==*==

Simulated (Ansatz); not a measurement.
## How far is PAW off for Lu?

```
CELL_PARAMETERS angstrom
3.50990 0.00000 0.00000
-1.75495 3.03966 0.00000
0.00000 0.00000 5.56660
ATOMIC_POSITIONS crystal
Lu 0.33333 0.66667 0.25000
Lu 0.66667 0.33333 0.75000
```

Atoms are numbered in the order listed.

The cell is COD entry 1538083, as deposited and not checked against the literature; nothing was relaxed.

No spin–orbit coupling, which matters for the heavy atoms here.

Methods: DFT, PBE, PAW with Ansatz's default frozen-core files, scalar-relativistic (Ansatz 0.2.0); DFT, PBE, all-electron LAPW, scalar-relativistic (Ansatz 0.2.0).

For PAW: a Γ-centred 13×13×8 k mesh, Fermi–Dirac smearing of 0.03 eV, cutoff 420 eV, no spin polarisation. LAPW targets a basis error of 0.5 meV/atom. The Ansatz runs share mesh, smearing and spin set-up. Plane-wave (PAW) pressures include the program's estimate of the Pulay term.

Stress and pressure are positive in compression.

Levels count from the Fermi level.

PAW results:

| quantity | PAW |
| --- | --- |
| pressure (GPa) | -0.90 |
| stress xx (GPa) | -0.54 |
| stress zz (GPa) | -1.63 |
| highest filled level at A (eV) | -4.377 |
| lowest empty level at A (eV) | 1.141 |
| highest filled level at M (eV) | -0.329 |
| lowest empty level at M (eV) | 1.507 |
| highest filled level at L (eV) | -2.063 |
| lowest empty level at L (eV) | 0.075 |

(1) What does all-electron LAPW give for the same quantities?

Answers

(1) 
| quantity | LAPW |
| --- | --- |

==*==

Repeat all of the records exactly.

* **WRITTEN ANSWER**:
Simulated (Ansatz); not a measurement.
## How far is PAW off for Lu?

```
CELL_PARAMETERS angstrom
3.50990 0.00000 0.00000
-1.75495 3.03966 0.00000
0.00000 0.00000 5.56660
ATOMIC_POSITIONS crystal
Lu 0.33333 0.66667 0.25000
Lu 0.66667 0.33333 0.75000
```

Atoms are numbered in the order listed.

The cell is COD entry 1538083, as deposited and not checked against the literature; nothing was relaxed.

No spin–orbit coupling, which matters for the heavy atoms here.

Methods: DFT, PBE, PAW with Ansatz's default frozen-core files, scalar-relativistic (Ansatz 0.2.0); DFT, PBE, all-electron LAPW, scalar-relativistic (Ansatz 0.2.0).

For PAW: a Γ-centred 13×13×8 k mesh, Fermi–Dirac smearing of 0.03 eV, cutoff 420 eV, no spin polarisation. LAPW targets a basis error of 0.5 meV/atom. The Ansatz runs share mesh, smearing and spin set-up. Plane-wave (PAW) pressures include the program's estimate of the Pulay term.

Stress and pressure are positive in compression.

Levels count from the Fermi level.

PAW results:

| quantity | PAW |
| --- | --- |
| pressure (GPa) | -0.90 |
| stress xx (GPa) | -0.54 |
| stress zz (GPa) | -1.63 |
| highest filled level at A (eV) | -4.377 |
| lowest empty level at A (eV) | 1.141 |
| highest filled level at M (eV) | -0.329 |
| lowest empty level at M (eV) | 1.507 |
| highest filled level at L (eV) | -2.063 |
| lowest empty level at L (eV) | 0.075 |

(1) What does all-electron LAPW give for the same quantities?

Answers

(1) 
| quantity | LAPW |
| --- | --- |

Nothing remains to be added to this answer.